ASSIGNED TASK =>
What is needed is an exact retyping of the records below, from the first line through the line that contains "86.48 | 13.78 |".

********************

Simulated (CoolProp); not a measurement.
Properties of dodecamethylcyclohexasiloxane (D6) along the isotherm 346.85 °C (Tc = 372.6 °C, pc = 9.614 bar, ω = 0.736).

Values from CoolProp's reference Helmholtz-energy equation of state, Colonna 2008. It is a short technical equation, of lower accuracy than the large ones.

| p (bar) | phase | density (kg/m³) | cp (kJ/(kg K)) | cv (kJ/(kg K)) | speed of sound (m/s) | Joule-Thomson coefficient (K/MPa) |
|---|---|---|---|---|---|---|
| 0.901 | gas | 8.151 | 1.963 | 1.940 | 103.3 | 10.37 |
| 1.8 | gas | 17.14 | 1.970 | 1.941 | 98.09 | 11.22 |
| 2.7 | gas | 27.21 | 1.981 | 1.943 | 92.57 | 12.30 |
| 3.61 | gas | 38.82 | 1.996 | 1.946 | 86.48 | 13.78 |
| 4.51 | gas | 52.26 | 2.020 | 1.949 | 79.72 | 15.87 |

********************

WRITTEN RESPONSE =>
Simulated (CoolProp); not a measurement.
Properties of dodecamethylcyclohexasiloxane (D6) along the isotherm 346.85 °C (Tc = 372.6 °C, pc = 9.614 bar, ω = 0.736).

Values from CoolProp's reference Helmholtz-energy equation of state, Colonna 2008. It is a short technical equation, of lower accuracy than the large ones.

| p (bar) | phase | density (kg/m³) | cp (kJ/(kg K)) | cv (kJ/(kg K)) | speed of sound (m/s) | Joule-Thomson coefficient (K/MPa) |
|---|---|---|---|---|---|---|
| 0.901 | gas | 8.151 | 1.963 | 1.940 | 103.3 | 10.37 |
| 1.8 | gas | 17.14 | 1.970 | 1.941 | 98.09 | 11.22 |
| 2.7 | gas | 27.21 | 1.981 | 1.943 | 92.57 | 12.30 |
| 3.61 | gas | 38.82 | 1.996 | 1.946 | 86.48 | 13.78 |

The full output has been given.